-------
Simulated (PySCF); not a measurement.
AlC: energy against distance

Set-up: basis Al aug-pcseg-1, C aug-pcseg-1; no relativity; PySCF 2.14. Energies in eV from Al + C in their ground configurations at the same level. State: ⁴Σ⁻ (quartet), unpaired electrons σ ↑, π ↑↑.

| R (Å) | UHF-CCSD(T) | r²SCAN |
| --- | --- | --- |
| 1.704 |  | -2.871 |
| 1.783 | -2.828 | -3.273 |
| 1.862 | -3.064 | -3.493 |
-------

◆ **Action item**:
Repeat all of the listing above exactly, leaving nothing out.

◆ **Written solution**:
Simulated (PySCF); not a measurement.
AlC: energy against distance

Set-up: basis Al aug-pcseg-1, C aug-pcseg-1; no relativity; PySCF 2.14. Energies in eV from Al + C in their ground configurations at the same level. State: ⁴Σ⁻ (quartet), unpaired electrons σ ↑, π ↑↑.

| R (Å) | UHF-CCSD(T) | r²SCAN |
| --- | --- | --- |
| 1.704 |  | -2.871 |
| 1.783 | -2.828 | -3.273 |
| 1.862 | -3.064 | -3.493 |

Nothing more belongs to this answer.